---*---
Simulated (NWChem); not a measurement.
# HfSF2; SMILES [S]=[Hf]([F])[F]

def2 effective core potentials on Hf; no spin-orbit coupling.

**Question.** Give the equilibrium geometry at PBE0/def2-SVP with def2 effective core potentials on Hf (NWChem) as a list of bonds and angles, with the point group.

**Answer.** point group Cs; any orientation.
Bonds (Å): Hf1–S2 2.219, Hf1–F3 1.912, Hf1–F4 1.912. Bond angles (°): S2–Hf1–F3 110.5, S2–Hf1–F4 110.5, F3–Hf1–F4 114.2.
---*---

Brief => Reproduce every entry above without a single alteration.

Written answer =>
Simulated (NWChem); not a measurement.
# HfSF2; SMILES [S]=[Hf]([F])[F]

def2 effective core potentials on Hf; no spin-orbit coupling.

**Question.** Give the equilibrium geometry at PBE0/def2-SVP with def2 effective core potentials on Hf (NWChem) as a list of bonds and angles, with the point group.

**Answer.** point group Cs; any orientation.
Bonds (Å): Hf1–S2 2.219, Hf1–F3 1.912, Hf1–F4 1.912. Bond angles (°): S2–Hf1–F3 110.5, S2–Hf1–F4 110.5, F3–Hf1–F4 114.2.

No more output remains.